[Provided information Boundary: Start]

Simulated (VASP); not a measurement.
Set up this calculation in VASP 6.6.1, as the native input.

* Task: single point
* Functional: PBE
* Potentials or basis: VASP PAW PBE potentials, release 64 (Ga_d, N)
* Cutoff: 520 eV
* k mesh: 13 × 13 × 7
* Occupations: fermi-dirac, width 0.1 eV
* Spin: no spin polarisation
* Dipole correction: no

[Provided information Boundary: End]

Work task. Your task is to repeat each line of the material exactly.

Problem solution.
Simulated (VASP); not a measurement.
Set up this calculation in VASP 6.6.1, as the native input.

* Task: single point
* Functional: PBE
* Potentials or basis: VASP PAW PBE potentials, release 64 (Ga_d, N)
* Cutoff: 520 eV
* k mesh: 13 × 13 × 7
* Occupations: fermi-dirac, width 0.1 eV
* Spin: no spin polarisation
* Dipole correction: no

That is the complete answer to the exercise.